[GIVEN ENTRIES]:
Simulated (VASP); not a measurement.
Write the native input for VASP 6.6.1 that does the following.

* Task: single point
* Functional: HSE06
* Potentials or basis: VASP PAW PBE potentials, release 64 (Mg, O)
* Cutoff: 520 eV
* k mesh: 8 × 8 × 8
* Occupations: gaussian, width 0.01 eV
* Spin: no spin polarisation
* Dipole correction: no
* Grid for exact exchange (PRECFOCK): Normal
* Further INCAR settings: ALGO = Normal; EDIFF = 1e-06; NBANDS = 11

[ASSIGNMENT]: Every line of the listing should be repeated exactly.

[YOUR RESPONSE]:
Simulated (VASP); not a measurement.
Write the native input for VASP 6.6.1 that does the following.

* Task: single point
* Functional: HSE06
* Potentials or basis: VASP PAW PBE potentials, release 64 (Mg, O)
* Cutoff: 520 eV
* k mesh: 8 × 8 × 8
* Occupations: gaussian, width 0.01 eV
* Spin: no spin polarisation
* Dipole correction: no
* Grid for exact exchange (PRECFOCK): Normal
* Further INCAR settings: ALGO = Normal; EDIFF = 1e-06; NBANDS = 11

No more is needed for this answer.